DATA LISTING:
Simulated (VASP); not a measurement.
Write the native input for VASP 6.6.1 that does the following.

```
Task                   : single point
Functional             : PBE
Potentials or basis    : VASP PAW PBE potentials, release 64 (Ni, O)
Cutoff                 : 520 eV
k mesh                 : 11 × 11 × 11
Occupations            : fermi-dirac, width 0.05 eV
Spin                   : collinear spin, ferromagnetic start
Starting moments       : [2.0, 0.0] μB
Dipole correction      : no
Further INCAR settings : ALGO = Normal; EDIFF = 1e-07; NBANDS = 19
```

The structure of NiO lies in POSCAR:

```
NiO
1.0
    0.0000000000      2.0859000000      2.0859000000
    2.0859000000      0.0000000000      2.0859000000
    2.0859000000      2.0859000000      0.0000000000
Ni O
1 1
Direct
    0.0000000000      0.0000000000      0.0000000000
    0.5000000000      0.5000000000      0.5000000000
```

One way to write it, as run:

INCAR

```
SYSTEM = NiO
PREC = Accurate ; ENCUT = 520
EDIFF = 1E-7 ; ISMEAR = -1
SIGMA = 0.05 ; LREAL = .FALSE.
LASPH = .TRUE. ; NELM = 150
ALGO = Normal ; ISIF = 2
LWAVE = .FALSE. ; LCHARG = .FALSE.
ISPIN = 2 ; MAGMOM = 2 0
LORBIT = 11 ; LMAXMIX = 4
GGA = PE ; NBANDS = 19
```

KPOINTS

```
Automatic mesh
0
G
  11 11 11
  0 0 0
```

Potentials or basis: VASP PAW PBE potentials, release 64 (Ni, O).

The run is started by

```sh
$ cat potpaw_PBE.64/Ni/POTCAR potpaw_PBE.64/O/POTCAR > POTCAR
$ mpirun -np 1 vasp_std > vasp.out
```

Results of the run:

ACTION ITEM:
Beginning at the first line of the data above, retype each line until you reach the line containing "The run is started by", and include that one too. Add nothing else.

YOUR SOLUTION:
Simulated (VASP); not a measurement.
Write the native input for VASP 6.6.1 that does the following.

```
Task                   : single point
Functional             : PBE
Potentials or basis    : VASP PAW PBE potentials, release 64 (Ni, O)
Cutoff                 : 520 eV
k mesh                 : 11 × 11 × 11
Occupations            : fermi-dirac, width 0.05 eV
Spin                   : collinear spin, ferromagnetic start
Starting moments       : [2.0, 0.0] μB
Dipole correction      : no
Further INCAR settings : ALGO = Normal; EDIFF = 1e-07; NBANDS = 19
```

The structure of NiO lies in POSCAR:

```
NiO
1.0
    0.0000000000      2.0859000000      2.0859000000
    2.0859000000      0.0000000000      2.0859000000
    2.0859000000      2.0859000000      0.0000000000
Ni O
1 1
Direct
    0.0000000000      0.0000000000      0.0000000000
    0.5000000000      0.5000000000      0.5000000000
```

One way to write it, as run:

INCAR

```
SYSTEM = NiO
PREC = Accurate ; ENCUT = 520
EDIFF = 1E-7 ; ISMEAR = -1
SIGMA = 0.05 ; LREAL = .FALSE.
LASPH = .TRUE. ; NELM = 150
ALGO = Normal ; ISIF = 2
LWAVE = .FALSE. ; LCHARG = .FALSE.
ISPIN = 2 ; MAGMOM = 2 0
LORBIT = 11 ; LMAXMIX = 4
GGA = PE ; NBANDS = 19
```

KPOINTS

```
Automatic mesh
0
G
  11 11 11
  0 0 0
```

Potentials or basis: VASP PAW PBE potentials, release 64 (Ni, O).

The run is started by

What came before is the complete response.